____ DATA EXTRACTS

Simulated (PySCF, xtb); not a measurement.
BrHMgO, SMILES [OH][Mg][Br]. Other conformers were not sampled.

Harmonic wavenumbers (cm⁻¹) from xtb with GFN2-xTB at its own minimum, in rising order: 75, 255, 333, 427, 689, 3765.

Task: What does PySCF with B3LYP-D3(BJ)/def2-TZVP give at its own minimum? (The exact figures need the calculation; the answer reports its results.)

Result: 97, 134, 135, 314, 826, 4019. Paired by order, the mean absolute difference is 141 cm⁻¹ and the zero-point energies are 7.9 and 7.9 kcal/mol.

________

Write out word for word only the lines from the start of the entries down to the line with "Task: What does", please, including both ends.

Simulated (PySCF, xtb); not a measurement.
BrHMgO, SMILES [OH][Mg][Br]. Other conformers were not sampled.

Harmonic wavenumbers (cm⁻¹) from xtb with GFN2-xTB at its own minimum, in rising order: 75, 255, 333, 427, 689, 3765.

Task: What does PySCF with B3LYP-D3(BJ)/def2-TZVP give at its own minimum? (The exact figures need the calculation; the answer reports its results.)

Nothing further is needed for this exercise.